* Exercise *
The expected result is every entry, retyped character for character.

* Exercise data *
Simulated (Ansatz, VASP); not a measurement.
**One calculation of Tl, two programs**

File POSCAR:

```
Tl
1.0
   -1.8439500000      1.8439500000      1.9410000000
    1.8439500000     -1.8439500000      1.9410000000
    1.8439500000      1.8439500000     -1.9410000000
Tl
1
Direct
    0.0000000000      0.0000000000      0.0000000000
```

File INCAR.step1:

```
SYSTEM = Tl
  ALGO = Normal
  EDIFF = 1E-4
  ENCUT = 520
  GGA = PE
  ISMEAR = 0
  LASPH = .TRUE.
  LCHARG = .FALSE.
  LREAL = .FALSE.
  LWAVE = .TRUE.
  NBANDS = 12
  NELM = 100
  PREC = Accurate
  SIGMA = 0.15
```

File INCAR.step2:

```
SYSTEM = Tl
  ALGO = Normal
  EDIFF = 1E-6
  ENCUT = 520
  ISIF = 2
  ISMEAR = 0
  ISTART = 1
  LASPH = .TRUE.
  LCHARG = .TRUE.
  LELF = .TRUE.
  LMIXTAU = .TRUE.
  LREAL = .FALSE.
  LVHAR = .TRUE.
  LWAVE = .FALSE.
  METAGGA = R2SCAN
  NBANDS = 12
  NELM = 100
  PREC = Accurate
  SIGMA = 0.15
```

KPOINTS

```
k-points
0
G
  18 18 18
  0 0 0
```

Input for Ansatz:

* Response box *
Simulated (Ansatz, VASP); not a measurement.
**One calculation of Tl, two programs**

File POSCAR:

```
Tl
1.0
   -1.8439500000      1.8439500000      1.9410000000
    1.8439500000     -1.8439500000      1.9410000000
    1.8439500000      1.8439500000     -1.9410000000
Tl
1
Direct
    0.0000000000      0.0000000000      0.0000000000
```

File INCAR.step1:

```
SYSTEM = Tl
  ALGO = Normal
  EDIFF = 1E-4
  ENCUT = 520
  GGA = PE
  ISMEAR = 0
  LASPH = .TRUE.
  LCHARG = .FALSE.
  LREAL = .FALSE.
  LWAVE = .TRUE.
  NBANDS = 12
  NELM = 100
  PREC = Accurate
  SIGMA = 0.15
```

File INCAR.step2:

```
SYSTEM = Tl
  ALGO = Normal
  EDIFF = 1E-6
  ENCUT = 520
  ISIF = 2
  ISMEAR = 0
  ISTART = 1
  LASPH = .TRUE.
  LCHARG = .TRUE.
  LELF = .TRUE.
  LMIXTAU = .TRUE.
  LREAL = .FALSE.
  LVHAR = .TRUE.
  LWAVE = .FALSE.
  METAGGA = R2SCAN
  NBANDS = 12
  NELM = 100
  PREC = Accurate
  SIGMA = 0.15
```

KPOINTS

```
k-points
0
G
  18 18 18
  0 0 0
```

Input for Ansatz:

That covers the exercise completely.